● BRIEF: Please restate the material below word for word, from the first line through the one that contains "Task: Estimate by", inclusive.

● THE DATA:
_ _ _ _ _

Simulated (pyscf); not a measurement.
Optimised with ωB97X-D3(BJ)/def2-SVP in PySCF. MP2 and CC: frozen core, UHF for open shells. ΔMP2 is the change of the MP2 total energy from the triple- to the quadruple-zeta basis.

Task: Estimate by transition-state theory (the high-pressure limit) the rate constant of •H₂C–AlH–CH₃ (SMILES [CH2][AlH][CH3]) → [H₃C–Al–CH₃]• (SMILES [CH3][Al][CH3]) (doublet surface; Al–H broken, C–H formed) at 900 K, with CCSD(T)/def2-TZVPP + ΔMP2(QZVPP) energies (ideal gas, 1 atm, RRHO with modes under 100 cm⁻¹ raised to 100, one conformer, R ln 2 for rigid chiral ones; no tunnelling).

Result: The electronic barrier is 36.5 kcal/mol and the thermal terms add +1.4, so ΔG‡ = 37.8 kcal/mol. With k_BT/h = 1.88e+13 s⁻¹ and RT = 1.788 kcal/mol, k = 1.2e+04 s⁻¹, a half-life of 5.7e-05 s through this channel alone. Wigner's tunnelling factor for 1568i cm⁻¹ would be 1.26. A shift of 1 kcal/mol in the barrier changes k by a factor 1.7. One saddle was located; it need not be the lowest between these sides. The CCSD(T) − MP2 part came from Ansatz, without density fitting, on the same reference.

_ _ _ _ _

● EXPECTED ANSWER:
Simulated (pyscf); not a measurement.
Optimised with ωB97X-D3(BJ)/def2-SVP in PySCF. MP2 and CC: frozen core, UHF for open shells. ΔMP2 is the change of the MP2 total energy from the triple- to the quadruple-zeta basis.

Task: Estimate by transition-state theory (the high-pressure limit) the rate constant of •H₂C–AlH–CH₃ (SMILES [CH2][AlH][CH3]) → [H₃C–Al–CH₃]• (SMILES [CH3][Al][CH3]) (doublet surface; Al–H broken, C–H formed) at 900 K, with CCSD(T)/def2-TZVPP + ΔMP2(QZVPP) energies (ideal gas, 1 atm, RRHO with modes under 100 cm⁻¹ raised to 100, one conformer, R ln 2 for rigid chiral ones; no tunnelling).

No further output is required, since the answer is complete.